<<<<

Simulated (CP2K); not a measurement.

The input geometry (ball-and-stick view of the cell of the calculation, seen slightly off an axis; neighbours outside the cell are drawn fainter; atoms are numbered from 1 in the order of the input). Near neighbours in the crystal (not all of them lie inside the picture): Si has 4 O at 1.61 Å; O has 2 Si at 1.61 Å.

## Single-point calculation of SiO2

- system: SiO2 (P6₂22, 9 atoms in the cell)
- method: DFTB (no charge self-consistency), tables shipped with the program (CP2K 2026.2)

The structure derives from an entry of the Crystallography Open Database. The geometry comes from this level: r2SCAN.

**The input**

>>>>

■ Exercise ■
Return all entries exactly.

■ Result ■
Simulated (CP2K); not a measurement.

The input geometry (ball-and-stick view of the cell of the calculation, seen slightly off an axis; neighbours outside the cell are drawn fainter; atoms are numbered from 1 in the order of the input). Near neighbours in the crystal (not all of them lie inside the picture): Si has 4 O at 1.61 Å; O has 2 Si at 1.61 Å.

## Single-point calculation of SiO2

- system: SiO2 (P6₂22, 9 atoms in the cell)
- method: DFTB (no charge self-consistency), tables shipped with the program (CP2K 2026.2)

The structure derives from an entry of the Crystallography Open Database. The geometry comes from this level: r2SCAN.

**The input**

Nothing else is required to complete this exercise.